-- Opening Marker --
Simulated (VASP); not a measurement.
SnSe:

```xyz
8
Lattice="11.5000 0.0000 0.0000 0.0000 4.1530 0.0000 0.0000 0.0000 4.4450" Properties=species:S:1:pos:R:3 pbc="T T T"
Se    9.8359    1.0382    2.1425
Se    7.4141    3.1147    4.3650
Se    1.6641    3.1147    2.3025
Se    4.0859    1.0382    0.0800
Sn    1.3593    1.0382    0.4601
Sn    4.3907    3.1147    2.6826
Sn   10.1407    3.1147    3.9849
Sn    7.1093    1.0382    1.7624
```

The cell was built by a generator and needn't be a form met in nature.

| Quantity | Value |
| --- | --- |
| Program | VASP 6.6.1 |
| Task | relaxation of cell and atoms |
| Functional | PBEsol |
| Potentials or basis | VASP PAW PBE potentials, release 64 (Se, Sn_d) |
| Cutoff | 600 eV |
-- Closing Marker --

◆ **Requirement**: Restate the records in full, keeping every word as it is.

◆ **Response**:
Simulated (VASP); not a measurement.
SnSe:

```xyz
8
Lattice="11.5000 0.0000 0.0000 0.0000 4.1530 0.0000 0.0000 0.0000 4.4450" Properties=species:S:1:pos:R:3 pbc="T T T"
Se    9.8359    1.0382    2.1425
Se    7.4141    3.1147    4.3650
Se    1.6641    3.1147    2.3025
Se    4.0859    1.0382    0.0800
Sn    1.3593    1.0382    0.4601
Sn    4.3907    3.1147    2.6826
Sn   10.1407    3.1147    3.9849
Sn    7.1093    1.0382    1.7624
```

The cell was built by a generator and needn't be a form met in nature.

| Quantity | Value |
| --- | --- |
| Program | VASP 6.6.1 |
| Task | relaxation of cell and atoms |
| Functional | PBEsol |
| Potentials or basis | VASP PAW PBE potentials, release 64 (Se, Sn_d) |
| Cutoff | 600 eV |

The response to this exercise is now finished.